### Data under study
------------------------------------------------
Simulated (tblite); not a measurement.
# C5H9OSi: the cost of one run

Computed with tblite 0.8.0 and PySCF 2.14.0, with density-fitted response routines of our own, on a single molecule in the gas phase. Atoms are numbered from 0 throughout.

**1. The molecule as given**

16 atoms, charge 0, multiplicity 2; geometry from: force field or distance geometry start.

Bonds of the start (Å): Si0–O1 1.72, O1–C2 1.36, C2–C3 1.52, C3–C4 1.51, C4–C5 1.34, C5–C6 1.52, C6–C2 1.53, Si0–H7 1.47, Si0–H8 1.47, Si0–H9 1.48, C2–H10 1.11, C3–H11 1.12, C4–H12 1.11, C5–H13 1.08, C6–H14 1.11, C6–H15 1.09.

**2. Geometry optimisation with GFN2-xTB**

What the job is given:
------------------------------------------------

### Work item
Extract all of the data exactly as written.

### Reply
Simulated (tblite); not a measurement.
# C5H9OSi: the cost of one run

Computed with tblite 0.8.0 and PySCF 2.14.0, with density-fitted response routines of our own, on a single molecule in the gas phase. Atoms are numbered from 0 throughout.

**1. The molecule as given**

16 atoms, charge 0, multiplicity 2; geometry from: force field or distance geometry start.

Bonds of the start (Å): Si0–O1 1.72, O1–C2 1.36, C2–C3 1.52, C3–C4 1.51, C4–C5 1.34, C5–C6 1.52, C6–C2 1.53, Si0–H7 1.47, Si0–H8 1.47, Si0–H9 1.48, C2–H10 1.11, C3–H11 1.12, C4–H12 1.11, C5–H13 1.08, C6–H14 1.11, C6–H15 1.09.

**2. Geometry optimisation with GFN2-xTB**

What the job is given:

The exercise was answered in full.